## THE DATA
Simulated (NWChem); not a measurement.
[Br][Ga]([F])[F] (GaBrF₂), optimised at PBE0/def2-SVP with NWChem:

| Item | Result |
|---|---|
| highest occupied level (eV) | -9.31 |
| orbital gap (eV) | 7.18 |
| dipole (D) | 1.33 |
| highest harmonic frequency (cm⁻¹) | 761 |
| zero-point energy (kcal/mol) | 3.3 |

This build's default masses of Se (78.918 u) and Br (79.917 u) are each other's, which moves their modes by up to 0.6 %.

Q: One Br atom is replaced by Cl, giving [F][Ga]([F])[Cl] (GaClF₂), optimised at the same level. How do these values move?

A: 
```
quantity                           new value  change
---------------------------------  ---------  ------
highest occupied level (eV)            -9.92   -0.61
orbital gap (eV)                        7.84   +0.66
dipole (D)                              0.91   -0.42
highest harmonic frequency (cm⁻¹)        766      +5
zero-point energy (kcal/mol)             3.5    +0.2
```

## EXERCISE
Could you retype exactly the lines from the first one of the records through the line containing "(kcal/mol) | 3.3 |", both included, and nothing more?

## WRITTEN SOLUTION
Simulated (NWChem); not a measurement.
[Br][Ga]([F])[F] (GaBrF₂), optimised at PBE0/def2-SVP with NWChem:

| Item | Result |
|---|---|
| highest occupied level (eV) | -9.31 |
| orbital gap (eV) | 7.18 |
| dipole (D) | 1.33 |
| highest harmonic frequency (cm⁻¹) | 761 |
| zero-point energy (kcal/mol) | 3.3 |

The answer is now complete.